[WORK ORDER] In the records below, find the line that contains "# GaN+: from" and the line that contains "## 11. CAM-B3LYP (range-separated hybrid)", then retype exactly those two lines and every line between them.

[DATASET EXTRACT]
┄┄┄┄┄┄

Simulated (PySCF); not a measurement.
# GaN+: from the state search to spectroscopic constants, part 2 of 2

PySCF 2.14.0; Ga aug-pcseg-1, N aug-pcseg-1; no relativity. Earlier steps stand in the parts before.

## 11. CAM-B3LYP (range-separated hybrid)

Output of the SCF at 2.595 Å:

┄┄┄┄┄┄

[TASK ANSWER]
# GaN+: from the state search to spectroscopic constants, part 2 of 2

PySCF 2.14.0; Ga aug-pcseg-1, N aug-pcseg-1; no relativity. Earlier steps stand in the parts before.

## 11. CAM-B3LYP (range-separated hybrid)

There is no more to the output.